(Extracted entries Opens)

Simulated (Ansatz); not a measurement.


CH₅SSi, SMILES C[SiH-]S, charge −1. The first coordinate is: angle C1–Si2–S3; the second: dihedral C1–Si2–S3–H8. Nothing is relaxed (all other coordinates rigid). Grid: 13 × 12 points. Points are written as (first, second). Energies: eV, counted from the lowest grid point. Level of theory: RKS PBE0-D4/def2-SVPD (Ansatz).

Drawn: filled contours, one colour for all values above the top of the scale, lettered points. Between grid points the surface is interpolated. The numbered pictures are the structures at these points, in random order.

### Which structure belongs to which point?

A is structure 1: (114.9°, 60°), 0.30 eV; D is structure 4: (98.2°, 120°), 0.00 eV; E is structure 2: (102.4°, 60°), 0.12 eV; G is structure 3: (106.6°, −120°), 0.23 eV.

(Extracted entries Closes)

In full and verbatim, repeat the records given above.

Task solution:
Simulated (Ansatz); not a measurement.


CH₅SSi, SMILES C[SiH-]S, charge −1. The first coordinate is: angle C1–Si2–S3; the second: dihedral C1–Si2–S3–H8. Nothing is relaxed (all other coordinates rigid). Grid: 13 × 12 points. Points are written as (first, second). Energies: eV, counted from the lowest grid point. Level of theory: RKS PBE0-D4/def2-SVPD (Ansatz).

Drawn: filled contours, one colour for all values above the top of the scale, lettered points. Between grid points the surface is interpolated. The numbered pictures are the structures at these points, in random order.

### Which structure belongs to which point?

A is structure 1: (114.9°, 60°), 0.30 eV; D is structure 4: (98.2°, 120°), 0.00 eV; E is structure 2: (102.4°, 60°), 0.12 eV; G is structure 3: (106.6°, −120°), 0.23 eV.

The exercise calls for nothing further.